───── Data to examine
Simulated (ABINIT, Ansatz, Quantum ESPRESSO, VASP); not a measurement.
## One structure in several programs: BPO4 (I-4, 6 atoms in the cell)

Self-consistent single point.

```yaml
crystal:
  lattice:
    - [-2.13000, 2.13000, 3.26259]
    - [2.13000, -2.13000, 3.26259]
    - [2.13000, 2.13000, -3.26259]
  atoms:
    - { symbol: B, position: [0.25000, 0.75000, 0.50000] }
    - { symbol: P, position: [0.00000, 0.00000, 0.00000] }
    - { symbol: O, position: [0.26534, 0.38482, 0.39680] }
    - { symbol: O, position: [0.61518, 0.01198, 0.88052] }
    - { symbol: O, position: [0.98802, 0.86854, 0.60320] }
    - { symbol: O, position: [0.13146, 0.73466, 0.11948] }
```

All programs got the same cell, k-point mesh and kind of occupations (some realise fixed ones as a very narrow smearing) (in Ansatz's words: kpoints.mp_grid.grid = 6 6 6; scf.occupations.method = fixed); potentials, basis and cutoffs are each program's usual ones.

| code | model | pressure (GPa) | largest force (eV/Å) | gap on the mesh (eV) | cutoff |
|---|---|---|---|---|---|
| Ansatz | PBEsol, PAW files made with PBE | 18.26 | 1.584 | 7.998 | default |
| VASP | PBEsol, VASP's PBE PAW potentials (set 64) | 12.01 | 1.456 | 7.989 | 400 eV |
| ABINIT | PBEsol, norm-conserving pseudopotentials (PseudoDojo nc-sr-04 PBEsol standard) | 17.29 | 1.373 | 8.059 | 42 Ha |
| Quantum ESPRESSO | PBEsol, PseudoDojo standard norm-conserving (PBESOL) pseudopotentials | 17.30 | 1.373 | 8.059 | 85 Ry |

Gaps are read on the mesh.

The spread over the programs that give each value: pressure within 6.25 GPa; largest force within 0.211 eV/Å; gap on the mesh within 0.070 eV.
──────────

## Assignment:
Only the lines from the start of the material through the line bearing "7.989 | 400 eV |" are needed, restated exactly, with both end lines included.

## Exercise output:
Simulated (ABINIT, Ansatz, Quantum ESPRESSO, VASP); not a measurement.
## One structure in several programs: BPO4 (I-4, 6 atoms in the cell)

Self-consistent single point.

```yaml
crystal:
  lattice:
    - [-2.13000, 2.13000, 3.26259]
    - [2.13000, -2.13000, 3.26259]
    - [2.13000, 2.13000, -3.26259]
  atoms:
    - { symbol: B, position: [0.25000, 0.75000, 0.50000] }
    - { symbol: P, position: [0.00000, 0.00000, 0.00000] }
    - { symbol: O, position: [0.26534, 0.38482, 0.39680] }
    - { symbol: O, position: [0.61518, 0.01198, 0.88052] }
    - { symbol: O, position: [0.98802, 0.86854, 0.60320] }
    - { symbol: O, position: [0.13146, 0.73466, 0.11948] }
```

All programs got the same cell, k-point mesh and kind of occupations (some realise fixed ones as a very narrow smearing) (in Ansatz's words: kpoints.mp_grid.grid = 6 6 6; scf.occupations.method = fixed); potentials, basis and cutoffs are each program's usual ones.

| code | model | pressure (GPa) | largest force (eV/Å) | gap on the mesh (eV) | cutoff |
|---|---|---|---|---|---|
| Ansatz | PBEsol, PAW files made with PBE | 18.26 | 1.584 | 7.998 | default |
| VASP | PBEsol, VASP's PBE PAW potentials (set 64) | 12.01 | 1.456 | 7.989 | 400 eV |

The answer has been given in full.